▸ WORK TASK:
Copy the records below exactly. Include all of them.

▸ DATASET EXCERPTS:
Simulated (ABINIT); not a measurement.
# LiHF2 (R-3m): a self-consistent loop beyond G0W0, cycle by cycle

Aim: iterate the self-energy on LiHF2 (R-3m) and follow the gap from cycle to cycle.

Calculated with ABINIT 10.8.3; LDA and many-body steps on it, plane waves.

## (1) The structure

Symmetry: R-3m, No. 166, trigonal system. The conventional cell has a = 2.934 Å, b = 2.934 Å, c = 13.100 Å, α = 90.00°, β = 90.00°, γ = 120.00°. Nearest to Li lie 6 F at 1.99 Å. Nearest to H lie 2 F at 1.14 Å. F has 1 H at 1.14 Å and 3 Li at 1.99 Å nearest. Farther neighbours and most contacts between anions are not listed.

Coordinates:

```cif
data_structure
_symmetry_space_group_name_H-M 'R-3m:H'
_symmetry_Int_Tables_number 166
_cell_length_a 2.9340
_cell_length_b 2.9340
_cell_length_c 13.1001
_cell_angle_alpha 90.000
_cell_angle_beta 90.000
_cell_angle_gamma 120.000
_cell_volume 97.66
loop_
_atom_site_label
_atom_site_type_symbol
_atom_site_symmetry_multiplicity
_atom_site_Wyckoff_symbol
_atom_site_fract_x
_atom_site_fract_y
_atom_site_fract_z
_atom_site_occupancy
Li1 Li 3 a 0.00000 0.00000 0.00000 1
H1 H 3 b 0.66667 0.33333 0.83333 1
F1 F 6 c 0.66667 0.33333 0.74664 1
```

▸ YOUR RESPONSE:
Simulated (ABINIT); not a measurement.
# LiHF2 (R-3m): a self-consistent loop beyond G0W0, cycle by cycle

Aim: iterate the self-energy on LiHF2 (R-3m) and follow the gap from cycle to cycle.

Calculated with ABINIT 10.8.3; LDA and many-body steps on it, plane waves.

## (1) The structure

Symmetry: R-3m, No. 166, trigonal system. The conventional cell has a = 2.934 Å, b = 2.934 Å, c = 13.100 Å, α = 90.00°, β = 90.00°, γ = 120.00°. Nearest to Li lie 6 F at 1.99 Å. Nearest to H lie 2 F at 1.14 Å. F has 1 H at 1.14 Å and 3 Li at 1.99 Å nearest. Farther neighbours and most contacts between anions are not listed.

Coordinates:

```cif
data_structure
_symmetry_space_group_name_H-M 'R-3m:H'
_symmetry_Int_Tables_number 166
_cell_length_a 2.9340
_cell_length_b 2.9340
_cell_length_c 13.1001
_cell_angle_alpha 90.000
_cell_angle_beta 90.000
_cell_angle_gamma 120.000
_cell_volume 97.66
loop_
_atom_site_label
_atom_site_type_symbol
_atom_site_symmetry_multiplicity
_atom_site_Wyckoff_symbol
_atom_site_fract_x
_atom_site_fract_y
_atom_site_fract_z
_atom_site_occupancy
Li1 Li 3 a 0.00000 0.00000 0.00000 1
H1 H 3 b 0.66667 0.33333 0.83333 1
F1 F 6 c 0.66667 0.33333 0.74664 1
```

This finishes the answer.